▶ _Record set_:
========================================
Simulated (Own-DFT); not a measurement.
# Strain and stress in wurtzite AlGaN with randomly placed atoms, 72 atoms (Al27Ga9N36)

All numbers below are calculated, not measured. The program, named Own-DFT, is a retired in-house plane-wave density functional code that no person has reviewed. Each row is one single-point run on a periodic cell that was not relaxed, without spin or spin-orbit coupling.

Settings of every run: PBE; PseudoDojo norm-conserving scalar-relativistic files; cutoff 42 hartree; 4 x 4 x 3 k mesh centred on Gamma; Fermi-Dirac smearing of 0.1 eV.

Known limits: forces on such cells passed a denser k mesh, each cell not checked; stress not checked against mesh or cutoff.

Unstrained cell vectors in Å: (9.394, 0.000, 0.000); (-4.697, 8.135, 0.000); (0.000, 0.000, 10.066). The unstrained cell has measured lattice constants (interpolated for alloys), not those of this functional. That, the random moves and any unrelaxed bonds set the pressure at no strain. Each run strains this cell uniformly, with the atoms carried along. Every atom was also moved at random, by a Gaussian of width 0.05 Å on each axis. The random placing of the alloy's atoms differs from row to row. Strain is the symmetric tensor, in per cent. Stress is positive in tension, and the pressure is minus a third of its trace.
========================================

▶ _Work instruction_:
Up to and including the line that contains "All numbers below", output the records above exactly, beginning with their first line.

▶ _Task solution_:
Simulated (Own-DFT); not a measurement.
# Strain and stress in wurtzite AlGaN with randomly placed atoms, 72 atoms (Al27Ga9N36)

All numbers below are calculated, not measured. The program, named Own-DFT, is a retired in-house plane-wave density functional code that no person has reviewed. Each row is one single-point run on a periodic cell that was not relaxed, without spin or spin-orbit coupling.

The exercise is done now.